(Records provided):
════

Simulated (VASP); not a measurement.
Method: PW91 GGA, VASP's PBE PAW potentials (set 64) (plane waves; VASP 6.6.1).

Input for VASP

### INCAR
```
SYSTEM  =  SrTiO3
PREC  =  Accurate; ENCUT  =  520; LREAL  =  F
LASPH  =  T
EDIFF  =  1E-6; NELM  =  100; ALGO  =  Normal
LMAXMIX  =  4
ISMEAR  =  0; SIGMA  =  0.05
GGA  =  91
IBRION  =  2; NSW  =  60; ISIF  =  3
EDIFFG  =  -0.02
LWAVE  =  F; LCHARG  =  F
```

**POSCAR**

════

(Work task):
All of the records above should be copied exactly.

(Exercise result):
Simulated (VASP); not a measurement.
Method: PW91 GGA, VASP's PBE PAW potentials (set 64) (plane waves; VASP 6.6.1).

Input for VASP

### INCAR
```
SYSTEM  =  SrTiO3
PREC  =  Accurate; ENCUT  =  520; LREAL  =  F
LASPH  =  T
EDIFF  =  1E-6; NELM  =  100; ALGO  =  Normal
LMAXMIX  =  4
ISMEAR  =  0; SIGMA  =  0.05
GGA  =  91
IBRION  =  2; NSW  =  60; ISIF  =  3
EDIFFG  =  -0.02
LWAVE  =  F; LCHARG  =  F
```

**POSCAR**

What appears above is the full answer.